The line containing "1. Products less" marks the end, so write out exactly every line from the top of the entries below through that one.

- - - - -

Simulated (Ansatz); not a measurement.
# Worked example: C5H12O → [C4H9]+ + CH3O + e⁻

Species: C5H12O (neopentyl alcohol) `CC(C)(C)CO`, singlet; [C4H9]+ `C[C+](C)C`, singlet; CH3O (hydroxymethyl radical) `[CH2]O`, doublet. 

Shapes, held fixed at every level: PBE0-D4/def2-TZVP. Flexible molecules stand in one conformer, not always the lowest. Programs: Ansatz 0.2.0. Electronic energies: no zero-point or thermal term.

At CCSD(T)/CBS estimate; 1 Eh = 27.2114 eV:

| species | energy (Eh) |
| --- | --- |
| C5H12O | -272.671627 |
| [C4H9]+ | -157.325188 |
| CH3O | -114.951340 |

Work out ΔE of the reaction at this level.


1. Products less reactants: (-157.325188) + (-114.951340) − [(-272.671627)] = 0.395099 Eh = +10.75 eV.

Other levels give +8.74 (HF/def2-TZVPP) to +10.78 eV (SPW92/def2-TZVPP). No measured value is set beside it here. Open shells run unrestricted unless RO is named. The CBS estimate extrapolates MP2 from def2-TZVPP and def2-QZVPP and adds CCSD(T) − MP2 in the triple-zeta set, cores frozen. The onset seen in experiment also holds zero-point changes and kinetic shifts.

- - - - -

SOLUTION:
Simulated (Ansatz); not a measurement.
# Worked example: C5H12O → [C4H9]+ + CH3O + e⁻

Species: C5H12O (neopentyl alcohol) `CC(C)(C)CO`, singlet; [C4H9]+ `C[C+](C)C`, singlet; CH3O (hydroxymethyl radical) `[CH2]O`, doublet. 

Shapes, held fixed at every level: PBE0-D4/def2-TZVP. Flexible molecules stand in one conformer, not always the lowest. Programs: Ansatz 0.2.0. Electronic energies: no zero-point or thermal term.

At CCSD(T)/CBS estimate; 1 Eh = 27.2114 eV:

| species | energy (Eh) |
| --- | --- |
| C5H12O | -272.671627 |
| [C4H9]+ | -157.325188 |
| CH3O | -114.951340 |

Work out ΔE of the reaction at this level.


1. Products less reactants: (-157.325188) + (-114.951340) − [(-272.671627)] = 0.395099 Eh = +10.75 eV.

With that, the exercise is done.